## MATERIAL PROVIDED
------------------------------------
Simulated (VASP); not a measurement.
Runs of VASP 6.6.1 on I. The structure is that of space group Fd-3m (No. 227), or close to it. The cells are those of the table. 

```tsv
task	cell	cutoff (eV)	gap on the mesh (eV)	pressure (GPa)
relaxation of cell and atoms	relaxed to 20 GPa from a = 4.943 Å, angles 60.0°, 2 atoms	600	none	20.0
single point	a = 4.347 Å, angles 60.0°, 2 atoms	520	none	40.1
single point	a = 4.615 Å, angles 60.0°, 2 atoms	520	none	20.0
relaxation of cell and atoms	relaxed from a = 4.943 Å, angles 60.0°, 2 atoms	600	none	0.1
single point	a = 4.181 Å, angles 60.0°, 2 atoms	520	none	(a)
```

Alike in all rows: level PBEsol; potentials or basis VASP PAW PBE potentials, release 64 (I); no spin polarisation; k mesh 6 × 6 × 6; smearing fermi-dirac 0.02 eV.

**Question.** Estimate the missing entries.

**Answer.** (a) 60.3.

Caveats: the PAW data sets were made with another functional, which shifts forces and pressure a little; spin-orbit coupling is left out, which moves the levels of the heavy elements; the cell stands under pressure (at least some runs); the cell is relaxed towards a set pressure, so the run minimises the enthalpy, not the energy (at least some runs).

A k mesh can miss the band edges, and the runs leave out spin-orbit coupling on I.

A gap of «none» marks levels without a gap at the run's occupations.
------------------------------------

## WORK ORDER
Reproduce word for word the lines of the records above, beginning at the first and ending with the line where "A k mesh can" appears, and nothing past it.

## RESPONSE AREA
Simulated (VASP); not a measurement.
Runs of VASP 6.6.1 on I. The structure is that of space group Fd-3m (No. 227), or close to it. The cells are those of the table. 

```tsv
task	cell	cutoff (eV)	gap on the mesh (eV)	pressure (GPa)
relaxation of cell and atoms	relaxed to 20 GPa from a = 4.943 Å, angles 60.0°, 2 atoms	600	none	20.0
single point	a = 4.347 Å, angles 60.0°, 2 atoms	520	none	40.1
single point	a = 4.615 Å, angles 60.0°, 2 atoms	520	none	20.0
relaxation of cell and atoms	relaxed from a = 4.943 Å, angles 60.0°, 2 atoms	600	none	0.1
single point	a = 4.181 Å, angles 60.0°, 2 atoms	520	none	(a)
```

Alike in all rows: level PBEsol; potentials or basis VASP PAW PBE potentials, release 64 (I); no spin polarisation; k mesh 6 × 6 × 6; smearing fermi-dirac 0.02 eV.

**Question.** Estimate the missing entries.

**Answer.** (a) 60.3.

Caveats: the PAW data sets were made with another functional, which shifts forces and pressure a little; spin-orbit coupling is left out, which moves the levels of the heavy elements; the cell stands under pressure (at least some runs); the cell is relaxed towards a set pressure, so the run minimises the enthalpy, not the energy (at least some runs).

A k mesh can miss the band edges, and the runs leave out spin-orbit coupling on I.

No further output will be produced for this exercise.